▽
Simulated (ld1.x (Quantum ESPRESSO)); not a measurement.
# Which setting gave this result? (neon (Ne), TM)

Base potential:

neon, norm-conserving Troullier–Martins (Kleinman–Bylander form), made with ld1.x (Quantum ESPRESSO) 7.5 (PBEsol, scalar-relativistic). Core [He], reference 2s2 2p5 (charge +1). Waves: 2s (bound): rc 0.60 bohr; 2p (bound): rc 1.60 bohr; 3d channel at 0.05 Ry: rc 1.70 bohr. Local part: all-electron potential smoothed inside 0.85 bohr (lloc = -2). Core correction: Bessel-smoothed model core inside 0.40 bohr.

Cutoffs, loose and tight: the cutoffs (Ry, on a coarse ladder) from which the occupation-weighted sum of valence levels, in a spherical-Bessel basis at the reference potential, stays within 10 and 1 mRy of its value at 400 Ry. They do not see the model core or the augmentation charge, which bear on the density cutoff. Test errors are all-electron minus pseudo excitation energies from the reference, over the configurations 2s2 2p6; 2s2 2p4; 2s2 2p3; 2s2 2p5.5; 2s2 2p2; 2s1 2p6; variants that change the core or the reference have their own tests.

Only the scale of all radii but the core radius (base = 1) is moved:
△

Line by line, restate the data exactly.

**WRITTEN SOLUTION**
Simulated (ld1.x (Quantum ESPRESSO)); not a measurement.
# Which setting gave this result? (neon (Ne), TM)

Base potential:

neon, norm-conserving Troullier–Martins (Kleinman–Bylander form), made with ld1.x (Quantum ESPRESSO) 7.5 (PBEsol, scalar-relativistic). Core [He], reference 2s2 2p5 (charge +1). Waves: 2s (bound): rc 0.60 bohr; 2p (bound): rc 1.60 bohr; 3d channel at 0.05 Ry: rc 1.70 bohr. Local part: all-electron potential smoothed inside 0.85 bohr (lloc = -2). Core correction: Bessel-smoothed model core inside 0.40 bohr.

Cutoffs, loose and tight: the cutoffs (Ry, on a coarse ladder) from which the occupation-weighted sum of valence levels, in a spherical-Bessel basis at the reference potential, stays within 10 and 1 mRy of its value at 400 Ry. They do not see the model core or the augmentation charge, which bear on the density cutoff. Test errors are all-electron minus pseudo excitation energies from the reference, over the configurations 2s2 2p6; 2s2 2p4; 2s2 2p3; 2s2 2p5.5; 2s2 2p2; 2s1 2p6; variants that change the core or the reference have their own tests.

Only the scale of all radii but the core radius (base = 1) is moved:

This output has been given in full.